[Start of section]

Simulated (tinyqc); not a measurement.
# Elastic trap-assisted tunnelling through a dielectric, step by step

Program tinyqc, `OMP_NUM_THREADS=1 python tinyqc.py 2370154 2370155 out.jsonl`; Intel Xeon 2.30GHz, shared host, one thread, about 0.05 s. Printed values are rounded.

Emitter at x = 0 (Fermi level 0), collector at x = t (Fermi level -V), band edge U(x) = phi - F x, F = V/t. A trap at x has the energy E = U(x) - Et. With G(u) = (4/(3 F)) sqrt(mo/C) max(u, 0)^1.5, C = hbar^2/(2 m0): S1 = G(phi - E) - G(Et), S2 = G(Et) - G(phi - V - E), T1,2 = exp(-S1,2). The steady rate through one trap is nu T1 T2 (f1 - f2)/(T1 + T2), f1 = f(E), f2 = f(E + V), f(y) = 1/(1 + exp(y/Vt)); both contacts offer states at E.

[End of section]

- **EXERCISE**: Every entry above has to be returned exactly as written.

- **TASK ANSWER**:
Simulated (tinyqc); not a measurement.
# Elastic trap-assisted tunnelling through a dielectric, step by step

Program tinyqc, `OMP_NUM_THREADS=1 python tinyqc.py 2370154 2370155 out.jsonl`; Intel Xeon 2.30GHz, shared host, one thread, about 0.05 s. Printed values are rounded.

Emitter at x = 0 (Fermi level 0), collector at x = t (Fermi level -V), band edge U(x) = phi - F x, F = V/t. A trap at x has the energy E = U(x) - Et. With G(u) = (4/(3 F)) sqrt(mo/C) max(u, 0)^1.5, C = hbar^2/(2 m0): S1 = G(phi - E) - G(Et), S2 = G(Et) - G(phi - V - E), T1,2 = exp(-S1,2). The steady rate through one trap is nu T1 T2 (f1 - f2)/(T1 + T2), f1 = f(E), f2 = f(E + V), f(y) = 1/(1 + exp(y/Vt)); both contacts offer states at E.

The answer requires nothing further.